PROVIDED DATA:
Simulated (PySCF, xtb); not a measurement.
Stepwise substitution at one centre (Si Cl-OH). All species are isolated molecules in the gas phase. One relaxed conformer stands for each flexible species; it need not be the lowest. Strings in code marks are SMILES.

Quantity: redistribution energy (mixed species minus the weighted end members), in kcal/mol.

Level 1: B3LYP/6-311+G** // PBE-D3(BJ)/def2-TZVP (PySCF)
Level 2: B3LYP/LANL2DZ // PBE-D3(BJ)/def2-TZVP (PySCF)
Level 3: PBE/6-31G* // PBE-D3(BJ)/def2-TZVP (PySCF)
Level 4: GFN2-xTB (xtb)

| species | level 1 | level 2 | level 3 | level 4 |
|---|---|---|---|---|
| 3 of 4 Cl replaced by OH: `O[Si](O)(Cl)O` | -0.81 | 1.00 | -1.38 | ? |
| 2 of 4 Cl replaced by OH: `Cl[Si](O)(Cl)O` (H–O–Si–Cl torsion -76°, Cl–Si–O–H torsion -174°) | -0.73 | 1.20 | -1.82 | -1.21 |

TASK ITEM: All of the data above should be reproduced exactly, with nothing left out.

WRITTEN RESPONSE:
Simulated (PySCF, xtb); not a measurement.
Stepwise substitution at one centre (Si Cl-OH). All species are isolated molecules in the gas phase. One relaxed conformer stands for each flexible species; it need not be the lowest. Strings in code marks are SMILES.

Quantity: redistribution energy (mixed species minus the weighted end members), in kcal/mol.

Level 1: B3LYP/6-311+G** // PBE-D3(BJ)/def2-TZVP (PySCF)
Level 2: B3LYP/LANL2DZ // PBE-D3(BJ)/def2-TZVP (PySCF)
Level 3: PBE/6-31G* // PBE-D3(BJ)/def2-TZVP (PySCF)
Level 4: GFN2-xTB (xtb)

| species | level 1 | level 2 | level 3 | level 4 |
|---|---|---|---|---|
| 3 of 4 Cl replaced by OH: `O[Si](O)(Cl)O` | -0.81 | 1.00 | -1.38 | ? |
| 2 of 4 Cl replaced by OH: `Cl[Si](O)(Cl)O` (H–O–Si–Cl torsion -76°, Cl–Si–O–H torsion -174°) | -0.73 | 1.20 | -1.82 | -1.21 |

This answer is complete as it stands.